───
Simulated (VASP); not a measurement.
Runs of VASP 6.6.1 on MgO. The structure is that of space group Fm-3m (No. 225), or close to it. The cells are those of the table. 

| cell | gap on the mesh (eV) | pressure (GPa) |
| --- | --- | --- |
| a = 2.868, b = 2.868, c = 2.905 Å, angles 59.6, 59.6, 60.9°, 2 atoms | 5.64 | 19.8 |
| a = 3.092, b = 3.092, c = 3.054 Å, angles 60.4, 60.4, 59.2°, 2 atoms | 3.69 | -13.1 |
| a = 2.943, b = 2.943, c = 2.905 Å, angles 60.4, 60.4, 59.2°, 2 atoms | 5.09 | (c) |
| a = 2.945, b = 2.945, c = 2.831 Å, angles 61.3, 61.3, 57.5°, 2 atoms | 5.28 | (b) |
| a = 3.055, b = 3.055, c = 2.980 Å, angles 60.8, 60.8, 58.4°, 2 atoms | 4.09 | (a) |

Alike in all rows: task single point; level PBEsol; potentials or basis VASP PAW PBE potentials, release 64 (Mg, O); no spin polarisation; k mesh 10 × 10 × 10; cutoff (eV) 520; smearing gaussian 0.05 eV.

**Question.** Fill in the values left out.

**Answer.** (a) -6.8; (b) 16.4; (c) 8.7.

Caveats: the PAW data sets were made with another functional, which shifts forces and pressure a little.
───

- REQUIRED ACTION
Start with the line above that contains "3.69 | -13.1 |" and end with the line that contains "atoms | 4.09 | (a) |". Write out those lines exactly, and only those.

- WRITTEN SOLUTION
| a = 3.092, b = 3.092, c = 3.054 Å, angles 60.4, 60.4, 59.2°, 2 atoms | 3.69 | -13.1 |
| a = 2.943, b = 2.943, c = 2.905 Å, angles 60.4, 60.4, 59.2°, 2 atoms | 5.09 | (c) |
| a = 2.945, b = 2.945, c = 2.831 Å, angles 61.3, 61.3, 57.5°, 2 atoms | 5.28 | (b) |
| a = 3.055, b = 3.055, c = 2.980 Å, angles 60.8, 60.8, 58.4°, 2 atoms | 4.09 | (a) |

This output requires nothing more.